EXERCISE - Transcribe each entry. Change nothing.

DATA UNDER STUDY -
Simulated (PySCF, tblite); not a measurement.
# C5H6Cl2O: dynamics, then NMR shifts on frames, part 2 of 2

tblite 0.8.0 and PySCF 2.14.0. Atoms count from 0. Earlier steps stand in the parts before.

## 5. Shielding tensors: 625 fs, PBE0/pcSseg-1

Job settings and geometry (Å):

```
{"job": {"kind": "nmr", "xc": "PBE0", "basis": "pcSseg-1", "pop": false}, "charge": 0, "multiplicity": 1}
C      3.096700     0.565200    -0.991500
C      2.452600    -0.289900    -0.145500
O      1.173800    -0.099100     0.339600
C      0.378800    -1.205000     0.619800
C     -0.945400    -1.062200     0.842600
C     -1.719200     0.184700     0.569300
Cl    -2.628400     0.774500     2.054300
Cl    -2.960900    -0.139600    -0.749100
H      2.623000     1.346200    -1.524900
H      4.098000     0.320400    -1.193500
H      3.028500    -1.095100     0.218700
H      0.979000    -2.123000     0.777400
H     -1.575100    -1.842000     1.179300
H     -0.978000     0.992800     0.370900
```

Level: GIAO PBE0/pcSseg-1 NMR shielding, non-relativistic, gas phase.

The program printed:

TASK OUTPUT -
Simulated (PySCF, tblite); not a measurement.
# C5H6Cl2O: dynamics, then NMR shifts on frames, part 2 of 2

tblite 0.8.0 and PySCF 2.14.0. Atoms count from 0. Earlier steps stand in the parts before.

## 5. Shielding tensors: 625 fs, PBE0/pcSseg-1

Job settings and geometry (Å):

```
{"job": {"kind": "nmr", "xc": "PBE0", "basis": "pcSseg-1", "pop": false}, "charge": 0, "multiplicity": 1}
C      3.096700     0.565200    -0.991500
C      2.452600    -0.289900    -0.145500
O      1.173800    -0.099100     0.339600
C      0.378800    -1.205000     0.619800
C     -0.945400    -1.062200     0.842600
C     -1.719200     0.184700     0.569300
Cl    -2.628400     0.774500     2.054300
Cl    -2.960900    -0.139600    -0.749100
H      2.623000     1.346200    -1.524900
H      4.098000     0.320400    -1.193500
H      3.028500    -1.095100     0.218700
H      0.979000    -2.123000     0.777400
H     -1.575100    -1.842000     1.179300
H     -0.978000     0.992800     0.370900
```

Level: GIAO PBE0/pcSseg-1 NMR shielding, non-relativistic, gas phase.

The program printed:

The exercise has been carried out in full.